# # # # # # #
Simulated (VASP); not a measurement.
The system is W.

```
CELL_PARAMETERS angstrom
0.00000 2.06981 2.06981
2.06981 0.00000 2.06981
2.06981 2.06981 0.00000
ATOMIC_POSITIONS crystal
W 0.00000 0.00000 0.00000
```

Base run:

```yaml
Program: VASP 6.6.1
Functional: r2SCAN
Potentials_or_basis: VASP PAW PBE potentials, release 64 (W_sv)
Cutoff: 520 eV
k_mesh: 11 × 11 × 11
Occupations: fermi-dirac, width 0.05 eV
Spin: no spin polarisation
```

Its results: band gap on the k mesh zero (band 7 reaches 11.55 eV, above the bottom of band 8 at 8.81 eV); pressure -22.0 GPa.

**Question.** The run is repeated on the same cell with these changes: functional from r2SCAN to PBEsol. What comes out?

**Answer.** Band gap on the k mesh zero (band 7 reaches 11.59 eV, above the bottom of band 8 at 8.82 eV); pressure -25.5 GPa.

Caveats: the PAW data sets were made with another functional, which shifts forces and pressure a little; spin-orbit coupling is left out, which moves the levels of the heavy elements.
# # # # # # #

Look above for the line containing "Its results: band" and the line containing "What comes out?". Transcribe both, with the lines between them, exactly.

_EXERCISE RESULT:_
Its results: band gap on the k mesh zero (band 7 reaches 11.55 eV, above the bottom of band 8 at 8.81 eV); pressure -22.0 GPa.

**Question.** The run is repeated on the same cell with these changes: functional from r2SCAN to PBEsol. What comes out?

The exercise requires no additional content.